____ EXERCISE DATA

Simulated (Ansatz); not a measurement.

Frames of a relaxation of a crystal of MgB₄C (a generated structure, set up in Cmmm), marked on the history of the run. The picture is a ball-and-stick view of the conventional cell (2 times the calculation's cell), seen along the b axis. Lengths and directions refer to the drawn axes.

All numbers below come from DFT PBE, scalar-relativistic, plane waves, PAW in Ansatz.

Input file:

________

ACTION ITEM ▸ Everything from the first line of the material through the line containing "All numbers below" is to be printed exactly; lines after that are to be left out.

WRITTEN ANSWER ▸
Simulated (Ansatz); not a measurement.

Frames of a relaxation of a crystal of MgB₄C (a generated structure, set up in Cmmm), marked on the history of the run. The picture is a ball-and-stick view of the conventional cell (2 times the calculation's cell), seen along the b axis. Lengths and directions refer to the drawn axes.

All numbers below come from DFT PBE, scalar-relativistic, plane waves, PAW in Ansatz.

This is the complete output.